*WORK INSTRUCTION:* Of the lines listed below, return exactly those that run from the line containing "Hardware: 1 thread" through the line containing "Estimate the wall time of this run.", both included.

*MATERIAL PROVIDED:*
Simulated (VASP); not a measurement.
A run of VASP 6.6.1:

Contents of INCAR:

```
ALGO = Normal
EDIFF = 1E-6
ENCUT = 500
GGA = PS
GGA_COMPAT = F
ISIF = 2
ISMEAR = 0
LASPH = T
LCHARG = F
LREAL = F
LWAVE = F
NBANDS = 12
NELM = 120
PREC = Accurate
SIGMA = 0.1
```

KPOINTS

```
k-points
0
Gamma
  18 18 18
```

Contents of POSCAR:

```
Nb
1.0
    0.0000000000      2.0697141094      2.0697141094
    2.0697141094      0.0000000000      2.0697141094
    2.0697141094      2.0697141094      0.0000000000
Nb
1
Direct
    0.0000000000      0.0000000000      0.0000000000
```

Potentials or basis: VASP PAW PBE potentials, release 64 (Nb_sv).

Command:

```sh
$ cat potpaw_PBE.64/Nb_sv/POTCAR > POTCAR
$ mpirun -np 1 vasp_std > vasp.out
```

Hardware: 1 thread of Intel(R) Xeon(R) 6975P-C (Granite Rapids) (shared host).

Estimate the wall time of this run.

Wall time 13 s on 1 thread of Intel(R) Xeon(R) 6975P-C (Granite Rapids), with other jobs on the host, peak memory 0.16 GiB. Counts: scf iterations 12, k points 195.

*EXERCISE RESPONSE:*
Hardware: 1 thread of Intel(R) Xeon(R) 6975P-C (Granite Rapids) (shared host).

Estimate the wall time of this run.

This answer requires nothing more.